Information:
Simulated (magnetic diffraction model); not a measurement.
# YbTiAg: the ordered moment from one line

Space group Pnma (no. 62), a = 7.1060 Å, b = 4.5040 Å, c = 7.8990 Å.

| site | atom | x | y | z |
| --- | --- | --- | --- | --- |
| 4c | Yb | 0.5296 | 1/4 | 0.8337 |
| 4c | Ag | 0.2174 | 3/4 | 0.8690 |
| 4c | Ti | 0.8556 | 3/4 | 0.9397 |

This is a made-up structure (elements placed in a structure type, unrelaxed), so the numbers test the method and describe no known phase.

Action item: Each line of the material is to be copied exactly.

Written solution:
Simulated (magnetic diffraction model); not a measurement.
# YbTiAg: the ordered moment from one line

Space group Pnma (no. 62), a = 7.1060 Å, b = 4.5040 Å, c = 7.8990 Å.

| site | atom | x | y | z |
| --- | --- | --- | --- | --- |
| 4c | Yb | 0.5296 | 1/4 | 0.8337 |
| 4c | Ag | 0.2174 | 3/4 | 0.8690 |
| 4c | Ti | 0.8556 | 3/4 | 0.9397 |

This is a made-up structure (elements placed in a structure type, unrelaxed), so the numbers test the method and describe no known phase.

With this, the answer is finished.